Work task:
In the entries below, the lines from the one with "Values from CoolProp's" through the one with "- -46.65 °C" are to be copied exactly; both ends count.

Record set:
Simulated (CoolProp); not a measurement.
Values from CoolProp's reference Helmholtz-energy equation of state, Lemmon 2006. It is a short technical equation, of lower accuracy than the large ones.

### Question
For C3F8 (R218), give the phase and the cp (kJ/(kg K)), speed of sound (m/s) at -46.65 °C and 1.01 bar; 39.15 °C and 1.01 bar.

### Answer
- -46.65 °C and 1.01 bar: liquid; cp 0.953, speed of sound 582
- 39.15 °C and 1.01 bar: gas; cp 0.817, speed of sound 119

Answer box:
Values from CoolProp's reference Helmholtz-energy equation of state, Lemmon 2006. It is a short technical equation, of lower accuracy than the large ones.

### Question
For C3F8 (R218), give the phase and the cp (kJ/(kg K)), speed of sound (m/s) at -46.65 °C and 1.01 bar; 39.15 °C and 1.01 bar.

### Answer
- -46.65 °C and 1.01 bar: liquid; cp 0.953, speed of sound 582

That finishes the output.